- [ASSIGNED TASK]
Restate all of the entries exactly, each line as it stands.

- [GIVEN RECORDS]
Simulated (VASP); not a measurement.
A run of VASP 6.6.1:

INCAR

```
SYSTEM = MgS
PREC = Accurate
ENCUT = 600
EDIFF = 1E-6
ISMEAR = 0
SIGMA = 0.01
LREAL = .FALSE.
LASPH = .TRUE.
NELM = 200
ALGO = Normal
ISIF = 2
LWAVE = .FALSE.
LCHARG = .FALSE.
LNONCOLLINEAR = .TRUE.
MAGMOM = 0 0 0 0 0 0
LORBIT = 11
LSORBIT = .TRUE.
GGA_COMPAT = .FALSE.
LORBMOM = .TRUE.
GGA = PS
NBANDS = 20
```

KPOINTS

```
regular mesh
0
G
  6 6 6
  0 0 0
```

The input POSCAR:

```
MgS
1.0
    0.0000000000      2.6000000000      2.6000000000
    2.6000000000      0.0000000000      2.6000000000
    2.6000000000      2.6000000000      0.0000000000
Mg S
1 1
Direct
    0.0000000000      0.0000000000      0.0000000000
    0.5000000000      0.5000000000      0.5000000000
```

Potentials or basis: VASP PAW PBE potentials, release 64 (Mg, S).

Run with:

- [EXPECTED ANSWER]
Simulated (VASP); not a measurement.
A run of VASP 6.6.1:

INCAR

```
SYSTEM = MgS
PREC = Accurate
ENCUT = 600
EDIFF = 1E-6
ISMEAR = 0
SIGMA = 0.01
LREAL = .FALSE.
LASPH = .TRUE.
NELM = 200
ALGO = Normal
ISIF = 2
LWAVE = .FALSE.
LCHARG = .FALSE.
LNONCOLLINEAR = .TRUE.
MAGMOM = 0 0 0 0 0 0
LORBIT = 11
LSORBIT = .TRUE.
GGA_COMPAT = .FALSE.
LORBMOM = .TRUE.
GGA = PS
NBANDS = 20
```

KPOINTS

```
regular mesh
0
G
  6 6 6
  0 0 0
```

The input POSCAR:

```
MgS
1.0
    0.0000000000      2.6000000000      2.6000000000
    2.6000000000      0.0000000000      2.6000000000
    2.6000000000      2.6000000000      0.0000000000
Mg S
1 1
Direct
    0.0000000000      0.0000000000      0.0000000000
    0.5000000000      0.5000000000      0.5000000000
```

Potentials or basis: VASP PAW PBE potentials, release 64 (Mg, S).

Run with:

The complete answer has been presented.